▶ **Work order**:
After locating the line that contains "Computed with Ansatz" in the records below, write out exactly that line and each line after it through the one that contains "Question: Give the", and nothing else.

▶ **Dataset records**:
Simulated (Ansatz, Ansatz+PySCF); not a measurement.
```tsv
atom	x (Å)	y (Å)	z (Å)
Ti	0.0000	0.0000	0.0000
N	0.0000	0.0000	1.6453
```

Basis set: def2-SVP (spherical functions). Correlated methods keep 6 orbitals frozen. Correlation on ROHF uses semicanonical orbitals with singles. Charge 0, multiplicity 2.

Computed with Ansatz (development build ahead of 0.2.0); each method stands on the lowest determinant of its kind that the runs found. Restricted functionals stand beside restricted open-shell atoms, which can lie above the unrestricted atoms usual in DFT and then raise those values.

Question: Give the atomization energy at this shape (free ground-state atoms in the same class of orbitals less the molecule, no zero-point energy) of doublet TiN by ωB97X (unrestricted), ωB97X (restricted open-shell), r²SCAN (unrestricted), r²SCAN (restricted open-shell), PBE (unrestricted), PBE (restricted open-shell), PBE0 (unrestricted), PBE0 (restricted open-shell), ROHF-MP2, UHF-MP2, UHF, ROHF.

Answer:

▶ **Response**:
Computed with Ansatz (development build ahead of 0.2.0); each method stands on the lowest determinant of its kind that the runs found. Restricted functionals stand beside restricted open-shell atoms, which can lie above the unrestricted atoms usual in DFT and then raise those values.

Question: Give the atomization energy at this shape (free ground-state atoms in the same class of orbitals less the molecule, no zero-point energy) of doublet TiN by ωB97X (unrestricted), ωB97X (restricted open-shell), r²SCAN (unrestricted), r²SCAN (restricted open-shell), PBE (unrestricted), PBE (restricted open-shell), PBE0 (unrestricted), PBE0 (restricted open-shell), ROHF-MP2, UHF-MP2, UHF, ROHF.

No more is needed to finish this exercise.